Print out the data below with every line intact.

Segment Open

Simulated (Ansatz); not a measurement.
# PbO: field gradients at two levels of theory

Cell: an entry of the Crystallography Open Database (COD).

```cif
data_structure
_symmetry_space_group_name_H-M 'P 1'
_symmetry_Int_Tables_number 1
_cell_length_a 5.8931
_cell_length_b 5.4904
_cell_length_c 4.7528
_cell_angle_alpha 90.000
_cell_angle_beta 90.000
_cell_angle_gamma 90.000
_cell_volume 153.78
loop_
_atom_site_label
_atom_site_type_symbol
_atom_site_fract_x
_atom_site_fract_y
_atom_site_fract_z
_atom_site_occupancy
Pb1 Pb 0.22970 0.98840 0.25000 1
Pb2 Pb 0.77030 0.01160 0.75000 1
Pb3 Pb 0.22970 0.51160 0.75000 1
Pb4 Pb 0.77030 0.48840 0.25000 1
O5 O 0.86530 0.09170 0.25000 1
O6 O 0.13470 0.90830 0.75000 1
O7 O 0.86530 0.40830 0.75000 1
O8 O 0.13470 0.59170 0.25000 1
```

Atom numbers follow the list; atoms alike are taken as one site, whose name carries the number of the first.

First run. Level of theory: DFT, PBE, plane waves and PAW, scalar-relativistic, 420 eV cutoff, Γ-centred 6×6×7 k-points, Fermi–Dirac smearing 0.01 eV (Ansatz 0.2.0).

Segment Closed

**Response**
Simulated (Ansatz); not a measurement.
# PbO: field gradients at two levels of theory

Cell: an entry of the Crystallography Open Database (COD).

```cif
data_structure
_symmetry_space_group_name_H-M 'P 1'
_symmetry_Int_Tables_number 1
_cell_length_a 5.8931
_cell_length_b 5.4904
_cell_length_c 4.7528
_cell_angle_alpha 90.000
_cell_angle_beta 90.000
_cell_angle_gamma 90.000
_cell_volume 153.78
loop_
_atom_site_label
_atom_site_type_symbol
_atom_site_fract_x
_atom_site_fract_y
_atom_site_fract_z
_atom_site_occupancy
Pb1 Pb 0.22970 0.98840 0.25000 1
Pb2 Pb 0.77030 0.01160 0.75000 1
Pb3 Pb 0.22970 0.51160 0.75000 1
Pb4 Pb 0.77030 0.48840 0.25000 1
O5 O 0.86530 0.09170 0.25000 1
O6 O 0.13470 0.90830 0.75000 1
O7 O 0.86530 0.40830 0.75000 1
O8 O 0.13470 0.59170 0.25000 1
```

Atom numbers follow the list; atoms alike are taken as one site, whose name carries the number of the first.

First run. Level of theory: DFT, PBE, plane waves and PAW, scalar-relativistic, 420 eV cutoff, Γ-centred 6×6×7 k-points, Fermi–Dirac smearing 0.01 eV (Ansatz 0.2.0).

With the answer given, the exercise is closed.